# TASK ITEM
Return each record exactly as it appears, so that nothing is dropped or altered.

# LISTED ENTRIES
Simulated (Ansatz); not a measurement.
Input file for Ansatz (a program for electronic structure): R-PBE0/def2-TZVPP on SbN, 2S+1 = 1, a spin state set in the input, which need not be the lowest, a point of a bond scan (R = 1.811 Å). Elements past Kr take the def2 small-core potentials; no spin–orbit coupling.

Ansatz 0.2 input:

# SOLUTION
Simulated (Ansatz); not a measurement.
Input file for Ansatz (a program for electronic structure): R-PBE0/def2-TZVPP on SbN, 2S+1 = 1, a spin state set in the input, which need not be the lowest, a point of a bond scan (R = 1.811 Å). Elements past Kr take the def2 small-core potentials; no spin–orbit coupling.

Ansatz 0.2 input:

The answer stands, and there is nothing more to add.